• TASK ITEM:
Each entry in this listing needs to be written out again, word for word.

╔══

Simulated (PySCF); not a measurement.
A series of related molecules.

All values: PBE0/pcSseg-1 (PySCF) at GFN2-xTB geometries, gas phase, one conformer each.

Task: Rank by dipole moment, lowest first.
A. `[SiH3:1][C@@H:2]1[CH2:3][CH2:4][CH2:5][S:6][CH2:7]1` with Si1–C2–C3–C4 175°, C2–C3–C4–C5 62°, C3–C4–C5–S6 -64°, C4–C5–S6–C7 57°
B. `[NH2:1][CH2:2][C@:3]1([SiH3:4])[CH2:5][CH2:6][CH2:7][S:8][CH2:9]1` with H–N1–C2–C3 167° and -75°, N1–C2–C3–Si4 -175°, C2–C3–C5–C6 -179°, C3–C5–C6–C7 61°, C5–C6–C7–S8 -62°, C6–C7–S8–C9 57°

╚══

• PROBLEM SOLUTION:
Simulated (PySCF); not a measurement.
A series of related molecules.

All values: PBE0/pcSseg-1 (PySCF) at GFN2-xTB geometries, gas phase, one conformer each.

Task: Rank by dipole moment, lowest first.
A. `[SiH3:1][C@@H:2]1[CH2:3][CH2:4][CH2:5][S:6][CH2:7]1` with Si1–C2–C3–C4 175°, C2–C3–C4–C5 62°, C3–C4–C5–S6 -64°, C4–C5–S6–C7 57°
B. `[NH2:1][CH2:2][C@:3]1([SiH3:4])[CH2:5][CH2:6][CH2:7][S:8][CH2:9]1` with H–N1–C2–C3 167° and -75°, N1–C2–C3–Si4 -175°, C2–C3–C5–C6 -179°, C3–C5–C6–C7 61°, C5–C6–C7–S8 -62°, C6–C7–S8–C9 57°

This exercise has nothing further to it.